ACTIVITY:
Using the data beneath this instruction, retype only the lines from the one that contains "Computed with: UKS-PBE0" down to the one that contains "Solution. 1.89: 13.9;", both included, exactly as they appear.

INFORMATION:
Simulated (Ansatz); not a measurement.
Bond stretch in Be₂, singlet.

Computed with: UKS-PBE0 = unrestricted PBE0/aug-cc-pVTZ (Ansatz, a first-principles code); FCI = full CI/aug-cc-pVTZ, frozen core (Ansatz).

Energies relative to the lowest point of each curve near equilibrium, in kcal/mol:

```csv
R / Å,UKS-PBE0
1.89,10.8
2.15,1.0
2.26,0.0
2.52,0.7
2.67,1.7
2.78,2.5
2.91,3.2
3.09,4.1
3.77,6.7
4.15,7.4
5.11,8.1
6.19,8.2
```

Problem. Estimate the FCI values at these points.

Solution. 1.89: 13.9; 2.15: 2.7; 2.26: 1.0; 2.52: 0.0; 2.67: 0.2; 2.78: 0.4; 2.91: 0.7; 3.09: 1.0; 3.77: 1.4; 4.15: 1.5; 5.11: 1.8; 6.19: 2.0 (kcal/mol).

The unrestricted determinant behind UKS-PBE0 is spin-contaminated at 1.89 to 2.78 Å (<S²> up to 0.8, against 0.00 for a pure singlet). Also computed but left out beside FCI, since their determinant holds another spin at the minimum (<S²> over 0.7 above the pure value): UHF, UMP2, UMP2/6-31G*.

WRITTEN RESPONSE:
Computed with: UKS-PBE0 = unrestricted PBE0/aug-cc-pVTZ (Ansatz, a first-principles code); FCI = full CI/aug-cc-pVTZ, frozen core (Ansatz).

Energies relative to the lowest point of each curve near equilibrium, in kcal/mol:

```csv
R / Å,UKS-PBE0
1.89,10.8
2.15,1.0
2.26,0.0
2.52,0.7
2.67,1.7
2.78,2.5
2.91,3.2
3.09,4.1
3.77,6.7
4.15,7.4
5.11,8.1
6.19,8.2
```

Problem. Estimate the FCI values at these points.

Solution. 1.89: 13.9; 2.15: 2.7; 2.26: 1.0; 2.52: 0.0; 2.67: 0.2; 2.78: 0.4; 2.91: 0.7; 3.09: 1.0; 3.77: 1.4; 4.15: 1.5; 5.11: 1.8; 6.19: 2.0 (kcal/mol).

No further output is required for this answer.